(TASK ITEM): An exact copy of every entry is what's needed, so please transcribe them all.

(DATA EXTRACTS):
○ ○ ○ ○

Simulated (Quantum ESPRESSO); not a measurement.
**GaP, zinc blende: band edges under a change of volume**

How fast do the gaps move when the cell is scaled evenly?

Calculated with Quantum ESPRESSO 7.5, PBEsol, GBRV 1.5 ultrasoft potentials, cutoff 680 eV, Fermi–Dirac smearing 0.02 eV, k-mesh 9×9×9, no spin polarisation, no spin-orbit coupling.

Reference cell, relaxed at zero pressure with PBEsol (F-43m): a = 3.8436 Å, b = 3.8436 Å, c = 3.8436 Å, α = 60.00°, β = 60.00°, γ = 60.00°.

○ ○ ○ ○

(WORKED SOLUTION):
Simulated (Quantum ESPRESSO); not a measurement.
**GaP, zinc blende: band edges under a change of volume**

How fast do the gaps move when the cell is scaled evenly?

Calculated with Quantum ESPRESSO 7.5, PBEsol, GBRV 1.5 ultrasoft potentials, cutoff 680 eV, Fermi–Dirac smearing 0.02 eV, k-mesh 9×9×9, no spin polarisation, no spin-orbit coupling.

Reference cell, relaxed at zero pressure with PBEsol (F-43m): a = 3.8436 Å, b = 3.8436 Å, c = 3.8436 Å, α = 60.00°, β = 60.00°, γ = 60.00°.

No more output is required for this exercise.